---+---
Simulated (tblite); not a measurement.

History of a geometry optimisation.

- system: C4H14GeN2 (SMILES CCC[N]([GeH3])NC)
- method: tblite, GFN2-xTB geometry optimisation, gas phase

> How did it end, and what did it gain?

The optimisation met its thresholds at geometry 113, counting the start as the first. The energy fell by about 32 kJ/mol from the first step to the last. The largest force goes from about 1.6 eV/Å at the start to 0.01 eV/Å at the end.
---+---

## ACTIVITY
This task calls for every entry above to be transcribed exactly.

## TASK RESPONSE
Simulated (tblite); not a measurement.

History of a geometry optimisation.

- system: C4H14GeN2 (SMILES CCC[N]([GeH3])NC)
- method: tblite, GFN2-xTB geometry optimisation, gas phase

> How did it end, and what did it gain?

The optimisation met its thresholds at geometry 113, counting the start as the first. The energy fell by about 32 kJ/mol from the first step to the last. The largest force goes from about 1.6 eV/Å at the start to 0.01 eV/Å at the end.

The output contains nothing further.